TASK ITEM:
When you reach the line with "numerical settings together**" in the data below, begin printing lines exactly, and stop once the line with "Main program and" has been printed.

RAW DATA:
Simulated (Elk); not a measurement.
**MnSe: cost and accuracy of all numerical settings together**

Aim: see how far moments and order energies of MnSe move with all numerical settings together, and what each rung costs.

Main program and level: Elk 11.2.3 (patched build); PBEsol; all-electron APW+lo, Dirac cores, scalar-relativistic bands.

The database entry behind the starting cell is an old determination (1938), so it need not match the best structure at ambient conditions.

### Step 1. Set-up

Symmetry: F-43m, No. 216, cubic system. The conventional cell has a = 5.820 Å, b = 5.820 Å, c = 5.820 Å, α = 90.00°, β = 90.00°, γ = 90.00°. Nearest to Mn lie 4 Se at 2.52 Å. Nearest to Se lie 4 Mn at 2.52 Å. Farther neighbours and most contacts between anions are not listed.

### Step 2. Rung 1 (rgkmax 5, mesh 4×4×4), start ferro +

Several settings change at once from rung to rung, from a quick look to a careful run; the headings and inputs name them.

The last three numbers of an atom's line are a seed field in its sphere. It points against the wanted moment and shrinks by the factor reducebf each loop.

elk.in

EXERCISE SOLUTION:
**MnSe: cost and accuracy of all numerical settings together**

Aim: see how far moments and order energies of MnSe move with all numerical settings together, and what each rung costs.

Main program and level: Elk 11.2.3 (patched build); PBEsol; all-electron APW+lo, Dirac cores, scalar-relativistic bands.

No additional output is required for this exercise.